__REQUIRED ACTION__. Give back an exact copy of the lines from the start of the material through the line bearing "Mulliken values and". Include both ends and nothing else.

**** DATASET RECORDS ****
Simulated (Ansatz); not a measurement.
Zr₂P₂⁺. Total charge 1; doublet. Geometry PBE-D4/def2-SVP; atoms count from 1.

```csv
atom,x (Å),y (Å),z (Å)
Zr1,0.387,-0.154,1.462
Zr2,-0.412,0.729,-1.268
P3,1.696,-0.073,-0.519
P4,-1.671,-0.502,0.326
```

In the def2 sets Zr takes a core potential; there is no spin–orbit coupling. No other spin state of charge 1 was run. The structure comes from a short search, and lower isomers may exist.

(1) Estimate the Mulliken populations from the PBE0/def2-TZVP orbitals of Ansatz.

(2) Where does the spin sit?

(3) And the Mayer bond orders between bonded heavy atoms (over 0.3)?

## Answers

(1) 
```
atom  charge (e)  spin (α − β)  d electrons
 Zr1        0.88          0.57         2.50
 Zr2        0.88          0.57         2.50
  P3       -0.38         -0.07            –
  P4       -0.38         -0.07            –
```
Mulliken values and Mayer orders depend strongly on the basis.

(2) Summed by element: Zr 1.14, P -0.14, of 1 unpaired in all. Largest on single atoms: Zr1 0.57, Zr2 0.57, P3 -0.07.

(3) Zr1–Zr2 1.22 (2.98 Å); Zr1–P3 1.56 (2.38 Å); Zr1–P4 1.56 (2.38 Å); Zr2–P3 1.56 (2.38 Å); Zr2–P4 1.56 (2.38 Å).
****

__TASK RESULT__.
Simulated (Ansatz); not a measurement.
Zr₂P₂⁺. Total charge 1; doublet. Geometry PBE-D4/def2-SVP; atoms count from 1.

```csv
atom,x (Å),y (Å),z (Å)
Zr1,0.387,-0.154,1.462
Zr2,-0.412,0.729,-1.268
P3,1.696,-0.073,-0.519
P4,-1.671,-0.502,0.326
```

In the def2 sets Zr takes a core potential; there is no spin–orbit coupling. No other spin state of charge 1 was run. The structure comes from a short search, and lower isomers may exist.

(1) Estimate the Mulliken populations from the PBE0/def2-TZVP orbitals of Ansatz.

(2) Where does the spin sit?

(3) And the Mayer bond orders between bonded heavy atoms (over 0.3)?

## Answers

(1) 
```
atom  charge (e)  spin (α − β)  d electrons
 Zr1        0.88          0.57         2.50
 Zr2        0.88          0.57         2.50
  P3       -0.38         -0.07            –
  P4       -0.38         -0.07            –
```
Mulliken values and Mayer orders depend strongly on the basis.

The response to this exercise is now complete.